## Assignment
Return each of the entries below word for word.

## Recorded information
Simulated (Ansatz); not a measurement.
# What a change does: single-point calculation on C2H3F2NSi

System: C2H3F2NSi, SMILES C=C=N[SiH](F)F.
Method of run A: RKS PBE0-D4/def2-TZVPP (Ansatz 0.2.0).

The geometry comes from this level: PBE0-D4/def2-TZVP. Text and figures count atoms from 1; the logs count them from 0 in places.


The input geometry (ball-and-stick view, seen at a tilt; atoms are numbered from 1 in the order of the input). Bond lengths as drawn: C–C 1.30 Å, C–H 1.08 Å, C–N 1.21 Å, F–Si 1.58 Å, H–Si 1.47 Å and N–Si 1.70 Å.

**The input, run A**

## Your solution
Simulated (Ansatz); not a measurement.
# What a change does: single-point calculation on C2H3F2NSi

System: C2H3F2NSi, SMILES C=C=N[SiH](F)F.
Method of run A: RKS PBE0-D4/def2-TZVPP (Ansatz 0.2.0).

The geometry comes from this level: PBE0-D4/def2-TZVP. Text and figures count atoms from 1; the logs count them from 0 in places.


The input geometry (ball-and-stick view, seen at a tilt; atoms are numbered from 1 in the order of the input). Bond lengths as drawn: C–C 1.30 Å, C–H 1.08 Å, C–N 1.21 Å, F–Si 1.58 Å, H–Si 1.47 Å and N–Si 1.70 Å.

**The input, run A**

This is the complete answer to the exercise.